## EXERCISE DATA
::::::
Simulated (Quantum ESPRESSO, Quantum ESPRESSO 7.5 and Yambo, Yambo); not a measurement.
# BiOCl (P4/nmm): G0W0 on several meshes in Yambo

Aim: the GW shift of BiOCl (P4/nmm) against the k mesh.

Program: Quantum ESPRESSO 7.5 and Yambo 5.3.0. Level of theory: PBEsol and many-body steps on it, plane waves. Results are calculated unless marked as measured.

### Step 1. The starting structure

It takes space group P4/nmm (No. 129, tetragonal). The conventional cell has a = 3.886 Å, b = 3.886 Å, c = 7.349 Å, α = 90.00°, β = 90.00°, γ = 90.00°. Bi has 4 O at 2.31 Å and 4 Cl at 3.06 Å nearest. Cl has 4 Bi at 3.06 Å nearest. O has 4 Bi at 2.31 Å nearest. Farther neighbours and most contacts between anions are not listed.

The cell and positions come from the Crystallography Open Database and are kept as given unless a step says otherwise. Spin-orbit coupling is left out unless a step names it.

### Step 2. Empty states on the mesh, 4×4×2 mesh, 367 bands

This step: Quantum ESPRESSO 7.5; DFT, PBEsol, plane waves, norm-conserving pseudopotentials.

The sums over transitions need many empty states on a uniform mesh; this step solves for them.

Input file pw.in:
::::::

Please give an exact copy of the lines above, beginning with the line containing "Aim: the GW" and running through the line containing "It takes space", and of no other lines.

## EXERCISE SOLUTION
Aim: the GW shift of BiOCl (P4/nmm) against the k mesh.

Program: Quantum ESPRESSO 7.5 and Yambo 5.3.0. Level of theory: PBEsol and many-body steps on it, plane waves. Results are calculated unless marked as measured.

### Step 1. The starting structure

It takes space group P4/nmm (No. 129, tetragonal). The conventional cell has a = 3.886 Å, b = 3.886 Å, c = 7.349 Å, α = 90.00°, β = 90.00°, γ = 90.00°. Bi has 4 O at 2.31 Å and 4 Cl at 3.06 Å nearest. Cl has 4 Bi at 3.06 Å nearest. O has 4 Bi at 2.31 Å nearest. Farther neighbours and most contacts between anions are not listed.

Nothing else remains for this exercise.